WORK TASK: Word for word, transcribe the data below from the line with "- rho = sum" to the line with "The lowest fcc", keeping both of those lines.

*** GIVEN RECORDS Section Begins ***
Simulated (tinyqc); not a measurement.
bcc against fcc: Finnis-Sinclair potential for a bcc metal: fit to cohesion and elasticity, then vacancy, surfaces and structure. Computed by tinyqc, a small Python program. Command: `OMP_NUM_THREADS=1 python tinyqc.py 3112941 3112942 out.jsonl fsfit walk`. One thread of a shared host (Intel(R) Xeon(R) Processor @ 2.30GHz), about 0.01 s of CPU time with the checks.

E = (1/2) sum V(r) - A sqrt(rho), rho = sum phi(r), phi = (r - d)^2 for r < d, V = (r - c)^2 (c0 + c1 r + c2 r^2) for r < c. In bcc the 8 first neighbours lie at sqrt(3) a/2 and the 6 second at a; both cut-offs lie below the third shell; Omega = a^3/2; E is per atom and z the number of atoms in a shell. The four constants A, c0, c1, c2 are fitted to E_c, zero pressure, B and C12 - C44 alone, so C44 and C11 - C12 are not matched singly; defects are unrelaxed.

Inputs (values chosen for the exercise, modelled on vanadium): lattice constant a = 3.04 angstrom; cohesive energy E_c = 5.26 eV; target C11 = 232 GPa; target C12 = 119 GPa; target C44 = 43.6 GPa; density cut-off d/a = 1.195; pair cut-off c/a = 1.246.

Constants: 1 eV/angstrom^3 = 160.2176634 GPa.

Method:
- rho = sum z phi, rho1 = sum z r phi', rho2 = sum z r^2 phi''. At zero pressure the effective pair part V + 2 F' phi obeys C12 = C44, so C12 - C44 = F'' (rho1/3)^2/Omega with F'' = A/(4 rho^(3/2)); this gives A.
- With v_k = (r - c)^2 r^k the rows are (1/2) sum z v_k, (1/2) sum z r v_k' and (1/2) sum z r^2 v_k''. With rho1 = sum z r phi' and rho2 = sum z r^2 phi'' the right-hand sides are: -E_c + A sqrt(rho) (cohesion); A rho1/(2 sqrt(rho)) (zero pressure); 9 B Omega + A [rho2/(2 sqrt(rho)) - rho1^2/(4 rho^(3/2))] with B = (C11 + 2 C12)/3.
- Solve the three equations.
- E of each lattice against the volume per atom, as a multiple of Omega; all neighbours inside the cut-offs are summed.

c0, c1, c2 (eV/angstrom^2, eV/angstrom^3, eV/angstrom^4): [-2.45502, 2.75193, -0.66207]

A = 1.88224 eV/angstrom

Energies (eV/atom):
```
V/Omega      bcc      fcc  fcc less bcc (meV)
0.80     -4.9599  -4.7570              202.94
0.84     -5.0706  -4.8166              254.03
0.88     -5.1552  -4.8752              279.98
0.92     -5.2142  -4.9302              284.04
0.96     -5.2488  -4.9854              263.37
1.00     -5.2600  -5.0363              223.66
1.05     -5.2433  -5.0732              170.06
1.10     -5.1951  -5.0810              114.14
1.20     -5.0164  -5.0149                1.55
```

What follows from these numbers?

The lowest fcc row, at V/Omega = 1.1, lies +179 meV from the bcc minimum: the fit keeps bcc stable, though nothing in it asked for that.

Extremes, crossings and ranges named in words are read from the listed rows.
*** GIVEN RECORDS Section Ends ***

REPLY:
- rho = sum z phi, rho1 = sum z r phi', rho2 = sum z r^2 phi''. At zero pressure the effective pair part V + 2 F' phi obeys C12 = C44, so C12 - C44 = F'' (rho1/3)^2/Omega with F'' = A/(4 rho^(3/2)); this gives A.
- With v_k = (r - c)^2 r^k the rows are (1/2) sum z v_k, (1/2) sum z r v_k' and (1/2) sum z r^2 v_k''. With rho1 = sum z r phi' and rho2 = sum z r^2 phi'' the right-hand sides are: -E_c + A sqrt(rho) (cohesion); A rho1/(2 sqrt(rho)) (zero pressure); 9 B Omega + A [rho2/(2 sqrt(rho)) - rho1^2/(4 rho^(3/2))] with B = (C11 + 2 C12)/3.
- Solve the three equations.
- E of each lattice against the volume per atom, as a multiple of Omega; all neighbours inside the cut-offs are summed.

c0, c1, c2 (eV/angstrom^2, eV/angstrom^3, eV/angstrom^4): [-2.45502, 2.75193, -0.66207]

A = 1.88224 eV/angstrom

Energies (eV/atom):
```
V/Omega      bcc      fcc  fcc less bcc (meV)
0.80     -4.9599  -4.7570              202.94
0.84     -5.0706  -4.8166              254.03
0.88     -5.1552  -4.8752              279.98
0.92     -5.2142  -4.9302              284.04
0.96     -5.2488  -4.9854              263.37
1.00     -5.2600  -5.0363              223.66
1.05     -5.2433  -5.0732              170.06
1.10     -5.1951  -5.0810              114.14
1.20     -5.0164  -5.0149                1.55
```

What follows from these numbers?

The lowest fcc row, at V/Omega = 1.1, lies +179 meV from the bcc minimum: the fit keeps bcc stable, though nothing in it asked for that.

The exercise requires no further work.